### [Required action]
Copy each line of the listing below exactly.

START Data under study
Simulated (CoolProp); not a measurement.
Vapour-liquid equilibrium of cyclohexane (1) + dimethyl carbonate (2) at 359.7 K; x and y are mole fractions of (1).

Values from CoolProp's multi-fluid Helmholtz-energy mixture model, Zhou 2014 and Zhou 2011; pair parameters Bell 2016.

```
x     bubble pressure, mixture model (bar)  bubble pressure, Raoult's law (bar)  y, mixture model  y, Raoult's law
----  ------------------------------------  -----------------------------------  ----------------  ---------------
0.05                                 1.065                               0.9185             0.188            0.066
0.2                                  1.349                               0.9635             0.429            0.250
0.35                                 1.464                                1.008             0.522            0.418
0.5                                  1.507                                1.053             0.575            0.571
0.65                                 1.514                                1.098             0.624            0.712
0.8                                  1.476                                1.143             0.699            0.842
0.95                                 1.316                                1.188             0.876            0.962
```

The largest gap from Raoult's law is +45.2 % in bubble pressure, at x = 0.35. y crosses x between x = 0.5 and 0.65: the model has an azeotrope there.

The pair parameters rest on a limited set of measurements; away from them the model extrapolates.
END Data under study

### [Exercise response]
Simulated (CoolProp); not a measurement.
Vapour-liquid equilibrium of cyclohexane (1) + dimethyl carbonate (2) at 359.7 K; x and y are mole fractions of (1).

Values from CoolProp's multi-fluid Helmholtz-energy mixture model, Zhou 2014 and Zhou 2011; pair parameters Bell 2016.

```
x     bubble pressure, mixture model (bar)  bubble pressure, Raoult's law (bar)  y, mixture model  y, Raoult's law
----  ------------------------------------  -----------------------------------  ----------------  ---------------
0.05                                 1.065                               0.9185             0.188            0.066
0.2                                  1.349                               0.9635             0.429            0.250
0.35                                 1.464                                1.008             0.522            0.418
0.5                                  1.507                                1.053             0.575            0.571
0.65                                 1.514                                1.098             0.624            0.712
0.8                                  1.476                                1.143             0.699            0.842
0.95                                 1.316                                1.188             0.876            0.962
```

The largest gap from Raoult's law is +45.2 % in bubble pressure, at x = 0.35. y crosses x between x = 0.5 and 0.65: the model has an azeotrope there.

The pair parameters rest on a limited set of measurements; away from them the model extrapolates.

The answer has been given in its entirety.